TASK ITEM » Your answer must consist of exactly the lines below, starting with the line with "Question: Fill in the values left out." and going on through the line with "Caveats: the PAW", and nothing else.

RECORD EXTRACTS »
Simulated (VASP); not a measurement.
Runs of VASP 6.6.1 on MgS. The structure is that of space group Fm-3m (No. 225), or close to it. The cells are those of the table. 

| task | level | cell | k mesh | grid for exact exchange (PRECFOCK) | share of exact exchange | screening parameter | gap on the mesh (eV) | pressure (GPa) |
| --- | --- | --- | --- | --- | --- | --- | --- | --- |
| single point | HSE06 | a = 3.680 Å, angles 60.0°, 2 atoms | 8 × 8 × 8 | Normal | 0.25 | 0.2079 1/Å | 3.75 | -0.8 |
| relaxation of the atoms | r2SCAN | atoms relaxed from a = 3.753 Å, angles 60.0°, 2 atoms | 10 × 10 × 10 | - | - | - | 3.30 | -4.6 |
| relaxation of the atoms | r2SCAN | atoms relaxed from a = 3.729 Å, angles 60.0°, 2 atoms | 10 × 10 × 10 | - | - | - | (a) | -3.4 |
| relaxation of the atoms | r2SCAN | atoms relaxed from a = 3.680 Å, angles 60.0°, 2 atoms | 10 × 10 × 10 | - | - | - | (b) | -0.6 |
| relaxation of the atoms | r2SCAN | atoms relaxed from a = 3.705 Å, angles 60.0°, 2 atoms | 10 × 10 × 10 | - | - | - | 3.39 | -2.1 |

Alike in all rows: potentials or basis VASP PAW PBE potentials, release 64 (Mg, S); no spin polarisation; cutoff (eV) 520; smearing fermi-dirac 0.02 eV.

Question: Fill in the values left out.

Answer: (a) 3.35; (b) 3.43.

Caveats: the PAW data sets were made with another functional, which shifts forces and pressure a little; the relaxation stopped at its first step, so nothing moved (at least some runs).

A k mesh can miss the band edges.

RESPONSE AREA »
Question: Fill in the values left out.

Answer: (a) 3.35; (b) 3.43.

Caveats: the PAW data sets were made with another functional, which shifts forces and pressure a little; the relaxation stopped at its first step, so nothing moved (at least some runs).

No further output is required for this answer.